Only an exact repetition of the entries will do.

-- INFORMATION SUPPLIED follows --
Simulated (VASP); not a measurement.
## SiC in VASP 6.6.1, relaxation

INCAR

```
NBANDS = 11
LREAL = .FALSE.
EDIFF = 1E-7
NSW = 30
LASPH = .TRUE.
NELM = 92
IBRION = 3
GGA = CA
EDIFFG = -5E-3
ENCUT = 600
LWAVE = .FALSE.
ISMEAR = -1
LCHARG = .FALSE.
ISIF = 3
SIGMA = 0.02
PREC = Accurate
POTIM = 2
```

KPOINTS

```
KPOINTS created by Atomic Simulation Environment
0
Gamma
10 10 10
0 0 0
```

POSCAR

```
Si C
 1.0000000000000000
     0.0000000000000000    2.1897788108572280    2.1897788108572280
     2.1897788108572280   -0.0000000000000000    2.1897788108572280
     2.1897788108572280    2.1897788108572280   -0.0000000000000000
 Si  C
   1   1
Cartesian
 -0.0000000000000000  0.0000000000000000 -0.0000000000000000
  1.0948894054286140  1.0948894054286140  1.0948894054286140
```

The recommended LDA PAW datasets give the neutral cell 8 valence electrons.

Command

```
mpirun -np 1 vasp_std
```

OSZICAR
-- INFORMATION SUPPLIED concluded --

**RESPONSE BOX**
Simulated (VASP); not a measurement.
## SiC in VASP 6.6.1, relaxation

INCAR

```
NBANDS = 11
LREAL = .FALSE.
EDIFF = 1E-7
NSW = 30
LASPH = .TRUE.
NELM = 92
IBRION = 3
GGA = CA
EDIFFG = -5E-3
ENCUT = 600
LWAVE = .FALSE.
ISMEAR = -1
LCHARG = .FALSE.
ISIF = 3
SIGMA = 0.02
PREC = Accurate
POTIM = 2
```

KPOINTS

```
KPOINTS created by Atomic Simulation Environment
0
Gamma
10 10 10
0 0 0
```

POSCAR

```
Si C
 1.0000000000000000
     0.0000000000000000    2.1897788108572280    2.1897788108572280
     2.1897788108572280   -0.0000000000000000    2.1897788108572280
     2.1897788108572280    2.1897788108572280   -0.0000000000000000
 Si  C
   1   1
Cartesian
 -0.0000000000000000  0.0000000000000000 -0.0000000000000000
  1.0948894054286140  1.0948894054286140  1.0948894054286140
```

The recommended LDA PAW datasets give the neutral cell 8 valence electrons.

Command

```
mpirun -np 1 vasp_std
```

OSZICAR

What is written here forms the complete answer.